◆ Supplied information ◆
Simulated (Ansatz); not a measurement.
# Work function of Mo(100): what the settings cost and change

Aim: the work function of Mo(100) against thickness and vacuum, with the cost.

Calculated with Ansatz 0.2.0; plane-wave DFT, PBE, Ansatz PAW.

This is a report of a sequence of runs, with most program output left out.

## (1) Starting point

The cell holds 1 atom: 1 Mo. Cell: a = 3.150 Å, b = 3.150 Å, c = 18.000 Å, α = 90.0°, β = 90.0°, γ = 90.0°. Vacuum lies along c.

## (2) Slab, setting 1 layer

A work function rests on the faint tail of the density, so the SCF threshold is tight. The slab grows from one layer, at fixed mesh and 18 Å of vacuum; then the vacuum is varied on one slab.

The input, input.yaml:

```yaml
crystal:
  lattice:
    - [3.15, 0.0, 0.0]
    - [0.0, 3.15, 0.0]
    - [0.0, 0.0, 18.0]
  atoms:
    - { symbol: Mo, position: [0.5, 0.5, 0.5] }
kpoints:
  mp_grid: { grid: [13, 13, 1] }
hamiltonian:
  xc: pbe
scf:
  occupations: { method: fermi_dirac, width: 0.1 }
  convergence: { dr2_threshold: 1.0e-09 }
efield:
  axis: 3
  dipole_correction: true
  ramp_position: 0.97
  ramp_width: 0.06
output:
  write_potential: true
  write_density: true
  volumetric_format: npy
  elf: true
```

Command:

◆ Assignment ◆
From the records above, print exactly the lines that run from the line with "Aim: the work" to the line with "## (1) Starting point", inclusive.

◆ Response box ◆
Aim: the work function of Mo(100) against thickness and vacuum, with the cost.

Calculated with Ansatz 0.2.0; plane-wave DFT, PBE, Ansatz PAW.

This is a report of a sequence of runs, with most program output left out.

## (1) Starting point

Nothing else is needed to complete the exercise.